Word for word, restate the lines of the material below from its first line through the one containing "These are results". Omit the rest.

_ _ _
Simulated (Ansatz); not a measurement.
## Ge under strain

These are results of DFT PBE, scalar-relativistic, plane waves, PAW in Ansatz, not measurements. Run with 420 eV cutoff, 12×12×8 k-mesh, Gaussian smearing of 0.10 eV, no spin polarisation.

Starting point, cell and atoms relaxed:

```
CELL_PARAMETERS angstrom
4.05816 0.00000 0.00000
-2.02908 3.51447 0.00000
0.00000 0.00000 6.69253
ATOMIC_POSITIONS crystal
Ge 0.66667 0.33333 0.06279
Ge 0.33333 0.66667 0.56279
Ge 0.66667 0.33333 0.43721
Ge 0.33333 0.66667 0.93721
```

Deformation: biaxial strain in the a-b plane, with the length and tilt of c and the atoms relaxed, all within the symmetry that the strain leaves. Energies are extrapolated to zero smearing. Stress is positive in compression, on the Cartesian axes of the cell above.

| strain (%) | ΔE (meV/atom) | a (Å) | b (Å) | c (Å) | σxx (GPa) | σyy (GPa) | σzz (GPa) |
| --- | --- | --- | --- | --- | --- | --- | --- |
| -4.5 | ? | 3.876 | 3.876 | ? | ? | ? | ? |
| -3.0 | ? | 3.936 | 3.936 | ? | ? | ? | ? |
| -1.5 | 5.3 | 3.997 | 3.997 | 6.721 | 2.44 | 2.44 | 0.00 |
_ _ _

» Written reply:
Simulated (Ansatz); not a measurement.
## Ge under strain

These are results of DFT PBE, scalar-relativistic, plane waves, PAW in Ansatz, not measurements. Run with 420 eV cutoff, 12×12×8 k-mesh, Gaussian smearing of 0.10 eV, no spin polarisation.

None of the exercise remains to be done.